TASK ITEM:
Only the lines from the beginning of the data below through the line containing "Question: What are" belong in the response, each copied exactly.

========================================
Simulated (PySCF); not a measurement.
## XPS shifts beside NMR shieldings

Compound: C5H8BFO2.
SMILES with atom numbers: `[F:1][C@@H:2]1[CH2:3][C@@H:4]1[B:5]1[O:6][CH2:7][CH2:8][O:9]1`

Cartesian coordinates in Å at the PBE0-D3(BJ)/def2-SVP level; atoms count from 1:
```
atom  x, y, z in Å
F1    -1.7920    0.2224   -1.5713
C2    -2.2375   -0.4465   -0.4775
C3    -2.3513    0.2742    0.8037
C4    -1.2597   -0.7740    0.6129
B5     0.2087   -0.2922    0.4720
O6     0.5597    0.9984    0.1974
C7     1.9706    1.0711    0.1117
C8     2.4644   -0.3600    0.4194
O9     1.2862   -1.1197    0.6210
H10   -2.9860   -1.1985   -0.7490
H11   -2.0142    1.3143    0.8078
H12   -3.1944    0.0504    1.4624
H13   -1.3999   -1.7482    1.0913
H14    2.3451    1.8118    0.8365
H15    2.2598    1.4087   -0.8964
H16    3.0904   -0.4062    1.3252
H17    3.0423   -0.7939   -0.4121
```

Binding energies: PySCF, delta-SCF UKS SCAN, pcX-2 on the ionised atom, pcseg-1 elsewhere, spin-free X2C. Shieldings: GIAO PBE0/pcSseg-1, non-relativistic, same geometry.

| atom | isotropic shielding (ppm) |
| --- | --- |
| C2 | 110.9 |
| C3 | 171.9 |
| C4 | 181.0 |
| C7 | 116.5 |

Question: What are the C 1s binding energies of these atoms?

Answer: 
========================================

WRITTEN SOLUTION:
Simulated (PySCF); not a measurement.
## XPS shifts beside NMR shieldings

Compound: C5H8BFO2.
SMILES with atom numbers: `[F:1][C@@H:2]1[CH2:3][C@@H:4]1[B:5]1[O:6][CH2:7][CH2:8][O:9]1`

Cartesian coordinates in Å at the PBE0-D3(BJ)/def2-SVP level; atoms count from 1:
```
atom  x, y, z in Å
F1    -1.7920    0.2224   -1.5713
C2    -2.2375   -0.4465   -0.4775
C3    -2.3513    0.2742    0.8037
C4    -1.2597   -0.7740    0.6129
B5     0.2087   -0.2922    0.4720
O6     0.5597    0.9984    0.1974
C7     1.9706    1.0711    0.1117
C8     2.4644   -0.3600    0.4194
O9     1.2862   -1.1197    0.6210
H10   -2.9860   -1.1985   -0.7490
H11   -2.0142    1.3143    0.8078
H12   -3.1944    0.0504    1.4624
H13   -1.3999   -1.7482    1.0913
H14    2.3451    1.8118    0.8365
H15    2.2598    1.4087   -0.8964
H16    3.0904   -0.4062    1.3252
H17    3.0423   -0.7939   -0.4121
```

Binding energies: PySCF, delta-SCF UKS SCAN, pcX-2 on the ionised atom, pcseg-1 elsewhere, spin-free X2C. Shieldings: GIAO PBE0/pcSseg-1, non-relativistic, same geometry.

| atom | isotropic shielding (ppm) |
| --- | --- |
| C2 | 110.9 |
| C3 | 171.9 |
| C4 | 181.0 |
| C7 | 116.5 |

Question: What are the C 1s binding energies of these atoms?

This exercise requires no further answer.